_WORK ORDER:_ Copy out the data so that nothing differs from the original.

_EXTRACTED MATERIAL:_
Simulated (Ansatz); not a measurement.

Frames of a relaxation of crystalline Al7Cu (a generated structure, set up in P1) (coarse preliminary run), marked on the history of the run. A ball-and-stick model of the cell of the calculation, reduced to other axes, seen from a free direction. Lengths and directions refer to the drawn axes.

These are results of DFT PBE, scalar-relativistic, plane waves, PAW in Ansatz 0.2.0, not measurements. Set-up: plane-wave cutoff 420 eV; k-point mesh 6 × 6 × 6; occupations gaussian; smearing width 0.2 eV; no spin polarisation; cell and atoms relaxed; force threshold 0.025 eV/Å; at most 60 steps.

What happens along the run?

_PROBLEM SOLUTION:_
Simulated (Ansatz); not a measurement.

Frames of a relaxation of crystalline Al7Cu (a generated structure, set up in P1) (coarse preliminary run), marked on the history of the run. A ball-and-stick model of the cell of the calculation, reduced to other axes, seen from a free direction. Lengths and directions refer to the drawn axes.

These are results of DFT PBE, scalar-relativistic, plane waves, PAW in Ansatz 0.2.0, not measurements. Set-up: plane-wave cutoff 420 eV; k-point mesh 6 × 6 × 6; occupations gaussian; smearing width 0.2 eV; no spin polarisation; cell and atoms relaxed; force threshold 0.025 eV/Å; at most 60 steps.

What happens along the run?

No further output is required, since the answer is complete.